> _Supplied data_:
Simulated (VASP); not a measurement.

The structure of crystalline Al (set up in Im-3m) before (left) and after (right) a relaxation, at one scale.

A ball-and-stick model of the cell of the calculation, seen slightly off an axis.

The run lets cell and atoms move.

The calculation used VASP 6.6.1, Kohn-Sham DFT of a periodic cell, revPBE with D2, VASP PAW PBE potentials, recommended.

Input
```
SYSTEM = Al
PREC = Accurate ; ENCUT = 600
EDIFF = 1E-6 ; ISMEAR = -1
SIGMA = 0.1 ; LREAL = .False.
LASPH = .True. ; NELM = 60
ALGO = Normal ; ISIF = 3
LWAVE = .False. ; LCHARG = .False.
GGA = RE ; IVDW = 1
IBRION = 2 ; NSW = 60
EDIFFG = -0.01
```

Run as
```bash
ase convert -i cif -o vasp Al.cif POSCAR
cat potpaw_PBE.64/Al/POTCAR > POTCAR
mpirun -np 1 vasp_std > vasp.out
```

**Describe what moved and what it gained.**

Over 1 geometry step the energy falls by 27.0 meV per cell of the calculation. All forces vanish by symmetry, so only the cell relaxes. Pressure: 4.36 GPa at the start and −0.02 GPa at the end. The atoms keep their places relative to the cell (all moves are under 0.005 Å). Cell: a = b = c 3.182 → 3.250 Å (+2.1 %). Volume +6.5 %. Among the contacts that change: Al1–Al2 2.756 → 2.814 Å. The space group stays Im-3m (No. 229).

> _Work order_:
Copy out only the lines of the records above from the one with "The calculation used" through the one with "what it gained.**", exactly as they stand, both included.

> _Exercise response_:
The calculation used VASP 6.6.1, Kohn-Sham DFT of a periodic cell, revPBE with D2, VASP PAW PBE potentials, recommended.

Input
```
SYSTEM = Al
PREC = Accurate ; ENCUT = 600
EDIFF = 1E-6 ; ISMEAR = -1
SIGMA = 0.1 ; LREAL = .False.
LASPH = .True. ; NELM = 60
ALGO = Normal ; ISIF = 3
LWAVE = .False. ; LCHARG = .False.
GGA = RE ; IVDW = 1
IBRION = 2 ; NSW = 60
EDIFFG = -0.01
```

Run as
```bash
ase convert -i cif -o vasp Al.cif POSCAR
cat potpaw_PBE.64/Al/POTCAR > POTCAR
mpirun -np 1 vasp_std > vasp.out
```

**Describe what moved and what it gained.**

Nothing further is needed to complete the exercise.